Exercise:
Write out, word for word, the first line of the data below and every line after it through the one containing "Estimate the wall time of this run.".

Record set:
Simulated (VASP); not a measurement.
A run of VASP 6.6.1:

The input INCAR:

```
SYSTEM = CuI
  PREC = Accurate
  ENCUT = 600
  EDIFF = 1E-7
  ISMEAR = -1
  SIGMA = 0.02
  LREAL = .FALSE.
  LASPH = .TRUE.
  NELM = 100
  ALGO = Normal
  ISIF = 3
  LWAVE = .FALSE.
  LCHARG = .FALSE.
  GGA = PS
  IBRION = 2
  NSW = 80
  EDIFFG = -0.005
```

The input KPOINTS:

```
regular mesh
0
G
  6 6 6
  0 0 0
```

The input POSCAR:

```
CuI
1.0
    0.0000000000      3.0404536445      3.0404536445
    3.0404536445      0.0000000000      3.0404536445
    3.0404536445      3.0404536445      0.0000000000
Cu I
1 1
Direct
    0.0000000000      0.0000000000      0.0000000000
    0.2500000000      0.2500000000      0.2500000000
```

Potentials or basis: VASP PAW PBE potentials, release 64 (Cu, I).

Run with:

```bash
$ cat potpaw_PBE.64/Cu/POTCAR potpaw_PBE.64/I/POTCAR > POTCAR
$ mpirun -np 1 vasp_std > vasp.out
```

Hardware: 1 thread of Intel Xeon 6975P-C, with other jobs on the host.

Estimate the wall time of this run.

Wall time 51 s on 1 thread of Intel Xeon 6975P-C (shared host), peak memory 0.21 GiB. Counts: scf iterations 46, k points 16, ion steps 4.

Task output:
Simulated (VASP); not a measurement.
A run of VASP 6.6.1:

The input INCAR:

```
SYSTEM = CuI
  PREC = Accurate
  ENCUT = 600
  EDIFF = 1E-7
  ISMEAR = -1
  SIGMA = 0.02
  LREAL = .FALSE.
  LASPH = .TRUE.
  NELM = 100
  ALGO = Normal
  ISIF = 3
  LWAVE = .FALSE.
  LCHARG = .FALSE.
  GGA = PS
  IBRION = 2
  NSW = 80
  EDIFFG = -0.005
```

The input KPOINTS:

```
regular mesh
0
G
  6 6 6
  0 0 0
```

The input POSCAR:

```
CuI
1.0
    0.0000000000      3.0404536445      3.0404536445
    3.0404536445      0.0000000000      3.0404536445
    3.0404536445      3.0404536445      0.0000000000
Cu I
1 1
Direct
    0.0000000000      0.0000000000      0.0000000000
    0.2500000000      0.2500000000      0.2500000000
```

Potentials or basis: VASP PAW PBE potentials, release 64 (Cu, I).

Run with:

```bash
$ cat potpaw_PBE.64/Cu/POTCAR potpaw_PBE.64/I/POTCAR > POTCAR
$ mpirun -np 1 vasp_std > vasp.out
```

Hardware: 1 thread of Intel Xeon 6975P-C, with other jobs on the host.

Estimate the wall time of this run.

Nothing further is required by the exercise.